Requirement: Would you restate the entries below word for word, starting at the first line and ending with the one that has "from the curves?"?

=== Recorded information ===
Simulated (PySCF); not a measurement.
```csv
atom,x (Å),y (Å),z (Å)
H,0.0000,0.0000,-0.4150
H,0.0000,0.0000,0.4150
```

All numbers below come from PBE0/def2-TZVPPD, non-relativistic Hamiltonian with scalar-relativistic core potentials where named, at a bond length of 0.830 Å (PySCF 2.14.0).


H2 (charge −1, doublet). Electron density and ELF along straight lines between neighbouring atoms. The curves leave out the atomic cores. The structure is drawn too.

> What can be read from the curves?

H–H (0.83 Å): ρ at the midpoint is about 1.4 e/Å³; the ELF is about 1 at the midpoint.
===

Written reply:
Simulated (PySCF); not a measurement.
```csv
atom,x (Å),y (Å),z (Å)
H,0.0000,0.0000,-0.4150
H,0.0000,0.0000,0.4150
```

All numbers below come from PBE0/def2-TZVPPD, non-relativistic Hamiltonian with scalar-relativistic core potentials where named, at a bond length of 0.830 Å (PySCF 2.14.0).


H2 (charge −1, doublet). Electron density and ELF along straight lines between neighbouring atoms. The curves leave out the atomic cores. The structure is drawn too.

> What can be read from the curves?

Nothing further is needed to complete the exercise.